━━━ Supplied material

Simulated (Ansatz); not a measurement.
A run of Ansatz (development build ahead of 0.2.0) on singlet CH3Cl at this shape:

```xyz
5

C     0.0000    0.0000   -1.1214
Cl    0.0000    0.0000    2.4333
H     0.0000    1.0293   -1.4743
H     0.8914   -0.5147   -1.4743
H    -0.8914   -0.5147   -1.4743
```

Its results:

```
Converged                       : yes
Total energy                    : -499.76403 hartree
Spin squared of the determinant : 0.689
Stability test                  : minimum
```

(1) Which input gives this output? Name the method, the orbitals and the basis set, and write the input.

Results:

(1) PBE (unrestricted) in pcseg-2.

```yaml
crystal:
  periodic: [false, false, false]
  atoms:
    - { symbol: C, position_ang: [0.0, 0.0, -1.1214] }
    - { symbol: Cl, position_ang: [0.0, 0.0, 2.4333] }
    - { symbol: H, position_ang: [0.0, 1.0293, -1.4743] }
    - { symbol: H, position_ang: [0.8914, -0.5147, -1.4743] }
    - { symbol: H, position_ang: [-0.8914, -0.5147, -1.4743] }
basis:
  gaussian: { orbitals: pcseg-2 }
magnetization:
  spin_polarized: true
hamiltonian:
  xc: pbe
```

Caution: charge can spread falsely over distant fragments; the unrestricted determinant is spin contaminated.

━━━━━━

§ Work task
Would you restate exactly the lines of the material above, from its opening line through the line with "(1) Which input", and output only those?

§ Expected answer
Simulated (Ansatz); not a measurement.
A run of Ansatz (development build ahead of 0.2.0) on singlet CH3Cl at this shape:

```xyz
5

C     0.0000    0.0000   -1.1214
Cl    0.0000    0.0000    2.4333
H     0.0000    1.0293   -1.4743
H     0.8914   -0.5147   -1.4743
H    -0.8914   -0.5147   -1.4743
```

Its results:

```
Converged                       : yes
Total energy                    : -499.76403 hartree
Spin squared of the determinant : 0.689
Stability test                  : minimum
```

(1) Which input gives this output? Name the method, the orbitals and the basis set, and write the input.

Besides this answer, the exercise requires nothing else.